» **Brief**:
Everything from the line containing "481.2 / 489.6 |" through the line containing "For p, d and" in the listing below should be copied exactly, and nothing more.

» **Record extracts**:
-*-*-

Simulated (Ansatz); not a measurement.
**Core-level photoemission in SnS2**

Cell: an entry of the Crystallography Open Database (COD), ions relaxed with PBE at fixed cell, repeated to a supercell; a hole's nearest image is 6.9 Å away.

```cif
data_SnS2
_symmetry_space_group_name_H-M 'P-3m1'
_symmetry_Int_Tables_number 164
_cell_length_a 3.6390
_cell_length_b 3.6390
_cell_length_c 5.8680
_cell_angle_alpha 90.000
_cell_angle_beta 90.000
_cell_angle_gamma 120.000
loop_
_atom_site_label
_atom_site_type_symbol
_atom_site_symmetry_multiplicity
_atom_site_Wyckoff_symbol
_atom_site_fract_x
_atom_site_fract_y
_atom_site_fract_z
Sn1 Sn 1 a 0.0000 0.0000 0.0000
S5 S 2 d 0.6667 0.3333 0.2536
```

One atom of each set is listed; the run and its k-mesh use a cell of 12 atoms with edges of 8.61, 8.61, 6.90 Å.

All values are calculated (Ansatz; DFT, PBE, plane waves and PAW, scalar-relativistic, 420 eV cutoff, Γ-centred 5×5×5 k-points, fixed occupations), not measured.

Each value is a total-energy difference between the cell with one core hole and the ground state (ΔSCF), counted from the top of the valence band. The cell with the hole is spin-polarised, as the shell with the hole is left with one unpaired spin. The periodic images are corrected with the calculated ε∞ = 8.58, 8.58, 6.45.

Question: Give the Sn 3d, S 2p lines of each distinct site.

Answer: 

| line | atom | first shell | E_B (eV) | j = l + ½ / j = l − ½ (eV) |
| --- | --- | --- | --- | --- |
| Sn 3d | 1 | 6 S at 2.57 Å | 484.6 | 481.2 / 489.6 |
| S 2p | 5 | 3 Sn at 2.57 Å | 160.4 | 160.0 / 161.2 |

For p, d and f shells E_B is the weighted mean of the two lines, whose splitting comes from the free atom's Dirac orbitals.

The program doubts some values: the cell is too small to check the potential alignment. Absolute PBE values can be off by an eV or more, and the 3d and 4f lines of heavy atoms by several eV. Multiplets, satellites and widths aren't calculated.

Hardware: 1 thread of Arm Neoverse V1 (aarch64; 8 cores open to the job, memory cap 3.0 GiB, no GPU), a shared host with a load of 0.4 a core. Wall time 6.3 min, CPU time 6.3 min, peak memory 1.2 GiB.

-*-*-

» **Exercise result**:
| Sn 3d | 1 | 6 S at 2.57 Å | 484.6 | 481.2 / 489.6 |
| S 2p | 5 | 3 Sn at 2.57 Å | 160.4 | 160.0 / 161.2 |

For p, d and f shells E_B is the weighted mean of the two lines, whose splitting comes from the free atom's Dirac orbitals.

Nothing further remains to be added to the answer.